### Action item
Transcribe the entire listing below exactly.

━━━━━ Recorded information ━━━━━
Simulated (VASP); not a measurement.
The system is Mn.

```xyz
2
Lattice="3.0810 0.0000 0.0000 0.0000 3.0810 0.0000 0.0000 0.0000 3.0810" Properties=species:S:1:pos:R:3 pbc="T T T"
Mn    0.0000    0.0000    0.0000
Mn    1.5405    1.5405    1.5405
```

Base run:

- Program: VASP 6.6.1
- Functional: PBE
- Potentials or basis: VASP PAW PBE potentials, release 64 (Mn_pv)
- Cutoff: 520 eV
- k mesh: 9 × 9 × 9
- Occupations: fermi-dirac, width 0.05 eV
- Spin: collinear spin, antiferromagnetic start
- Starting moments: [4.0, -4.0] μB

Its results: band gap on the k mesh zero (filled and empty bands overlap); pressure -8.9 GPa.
━━━━━

### Response area
Simulated (VASP); not a measurement.
The system is Mn.

```xyz
2
Lattice="3.0810 0.0000 0.0000 0.0000 3.0810 0.0000 0.0000 0.0000 3.0810" Properties=species:S:1:pos:R:3 pbc="T T T"
Mn    0.0000    0.0000    0.0000
Mn    1.5405    1.5405    1.5405
```

Base run:

- Program: VASP 6.6.1
- Functional: PBE
- Potentials or basis: VASP PAW PBE potentials, release 64 (Mn_pv)
- Cutoff: 520 eV
- k mesh: 9 × 9 × 9
- Occupations: fermi-dirac, width 0.05 eV
- Spin: collinear spin, antiferromagnetic start
- Starting moments: [4.0, -4.0] μB

Its results: band gap on the k mesh zero (filled and empty bands overlap); pressure -8.9 GPa.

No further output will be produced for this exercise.